### Requirement
Repeat verbatim only the lines from the opening of the material below through the one that contains "How many basis".

### Source data
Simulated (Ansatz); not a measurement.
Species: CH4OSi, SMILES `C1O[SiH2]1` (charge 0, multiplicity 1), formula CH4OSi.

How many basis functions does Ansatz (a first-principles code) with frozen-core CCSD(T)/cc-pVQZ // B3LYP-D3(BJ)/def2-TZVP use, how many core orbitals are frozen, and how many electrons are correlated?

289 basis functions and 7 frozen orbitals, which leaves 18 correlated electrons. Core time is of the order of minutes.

### Answer box
Simulated (Ansatz); not a measurement.
Species: CH4OSi, SMILES `C1O[SiH2]1` (charge 0, multiplicity 1), formula CH4OSi.

How many basis functions does Ansatz (a first-principles code) with frozen-core CCSD(T)/cc-pVQZ // B3LYP-D3(BJ)/def2-TZVP use, how many core orbitals are frozen, and how many electrons are correlated?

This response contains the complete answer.